Work instruction → Every entry in the following data should be output exactly.

—————

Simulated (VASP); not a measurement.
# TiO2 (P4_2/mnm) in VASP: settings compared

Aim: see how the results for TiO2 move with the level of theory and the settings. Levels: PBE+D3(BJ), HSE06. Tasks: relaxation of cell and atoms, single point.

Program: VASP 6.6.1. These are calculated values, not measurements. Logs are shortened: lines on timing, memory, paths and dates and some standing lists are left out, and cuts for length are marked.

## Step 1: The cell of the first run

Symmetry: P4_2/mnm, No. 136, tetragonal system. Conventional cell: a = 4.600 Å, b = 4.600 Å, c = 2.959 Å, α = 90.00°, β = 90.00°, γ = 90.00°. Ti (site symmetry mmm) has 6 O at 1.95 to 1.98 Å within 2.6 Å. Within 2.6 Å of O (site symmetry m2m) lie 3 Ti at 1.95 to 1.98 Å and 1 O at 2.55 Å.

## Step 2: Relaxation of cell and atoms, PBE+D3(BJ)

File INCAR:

—————

Exercise response →
Simulated (VASP); not a measurement.
# TiO2 (P4_2/mnm) in VASP: settings compared

Aim: see how the results for TiO2 move with the level of theory and the settings. Levels: PBE+D3(BJ), HSE06. Tasks: relaxation of cell and atoms, single point.

Program: VASP 6.6.1. These are calculated values, not measurements. Logs are shortened: lines on timing, memory, paths and dates and some standing lists are left out, and cuts for length are marked.

## Step 1: The cell of the first run

Symmetry: P4_2/mnm, No. 136, tetragonal system. Conventional cell: a = 4.600 Å, b = 4.600 Å, c = 2.959 Å, α = 90.00°, β = 90.00°, γ = 90.00°. Ti (site symmetry mmm) has 6 O at 1.95 to 1.98 Å within 2.6 Å. Within 2.6 Å of O (site symmetry m2m) lie 3 Ti at 1.95 to 1.98 Å and 1 O at 2.55 Å.

## Step 2: Relaxation of cell and atoms, PBE+D3(BJ)

File INCAR:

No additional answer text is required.